▶ _Brief_
This exercise calls for an exact transcription. Set down every record below.

▶ _Dataset excerpts_
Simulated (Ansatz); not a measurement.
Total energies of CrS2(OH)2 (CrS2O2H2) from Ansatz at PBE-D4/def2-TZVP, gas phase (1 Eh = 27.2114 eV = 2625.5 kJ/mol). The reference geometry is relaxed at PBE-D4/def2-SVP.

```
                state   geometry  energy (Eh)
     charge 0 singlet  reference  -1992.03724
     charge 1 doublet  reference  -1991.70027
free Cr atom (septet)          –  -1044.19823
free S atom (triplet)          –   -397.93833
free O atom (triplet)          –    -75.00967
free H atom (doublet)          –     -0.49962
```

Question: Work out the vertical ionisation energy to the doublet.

▶ _Response box_
Simulated (Ansatz); not a measurement.
Total energies of CrS2(OH)2 (CrS2O2H2) from Ansatz at PBE-D4/def2-TZVP, gas phase (1 Eh = 27.2114 eV = 2625.5 kJ/mol). The reference geometry is relaxed at PBE-D4/def2-SVP.

```
                state   geometry  energy (Eh)
     charge 0 singlet  reference  -1992.03724
     charge 1 doublet  reference  -1991.70027
free Cr atom (septet)          –  -1044.19823
free S atom (triplet)          –   -397.93833
free O atom (triplet)          –    -75.00967
free H atom (doublet)          –     -0.49962
```

Question: Work out the vertical ionisation energy to the doublet.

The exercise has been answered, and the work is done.